_ _ _ _ _

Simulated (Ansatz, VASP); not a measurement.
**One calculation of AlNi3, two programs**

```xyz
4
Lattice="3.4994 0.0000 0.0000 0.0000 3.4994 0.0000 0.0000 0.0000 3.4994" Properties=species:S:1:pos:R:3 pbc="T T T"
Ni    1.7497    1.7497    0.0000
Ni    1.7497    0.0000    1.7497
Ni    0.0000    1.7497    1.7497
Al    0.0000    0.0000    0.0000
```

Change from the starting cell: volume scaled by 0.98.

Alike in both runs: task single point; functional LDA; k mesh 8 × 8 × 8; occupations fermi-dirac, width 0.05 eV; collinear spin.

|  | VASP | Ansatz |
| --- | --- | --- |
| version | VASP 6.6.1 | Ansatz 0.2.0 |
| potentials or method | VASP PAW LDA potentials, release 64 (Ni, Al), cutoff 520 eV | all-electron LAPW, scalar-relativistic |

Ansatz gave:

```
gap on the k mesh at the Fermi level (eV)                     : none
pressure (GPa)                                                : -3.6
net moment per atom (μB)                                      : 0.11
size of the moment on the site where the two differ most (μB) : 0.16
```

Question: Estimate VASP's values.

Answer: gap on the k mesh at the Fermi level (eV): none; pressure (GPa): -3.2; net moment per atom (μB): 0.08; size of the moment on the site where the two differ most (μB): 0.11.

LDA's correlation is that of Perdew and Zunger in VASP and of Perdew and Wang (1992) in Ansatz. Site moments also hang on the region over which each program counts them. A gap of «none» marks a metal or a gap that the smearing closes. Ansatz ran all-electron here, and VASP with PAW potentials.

_ _ _ _ _

● **Work item**: Only the lines above from the line with "VASP | Ansatz |" to the line with "Answer: gap on", those two lines included, should be reproduced exactly.

● **Response area**:
|  | VASP | Ansatz |
| --- | --- | --- |
| version | VASP 6.6.1 | Ansatz 0.2.0 |
| potentials or method | VASP PAW LDA potentials, release 64 (Ni, Al), cutoff 520 eV | all-electron LAPW, scalar-relativistic |

Ansatz gave:

```
gap on the k mesh at the Fermi level (eV)                     : none
pressure (GPa)                                                : -3.6
net moment per atom (μB)                                      : 0.11
size of the moment on the site where the two differ most (μB) : 0.16
```

Question: Estimate VASP's values.

Answer: gap on the k mesh at the Fermi level (eV): none; pressure (GPa): -3.2; net moment per atom (μB): 0.08; size of the moment on the site where the two differ most (μB): 0.11.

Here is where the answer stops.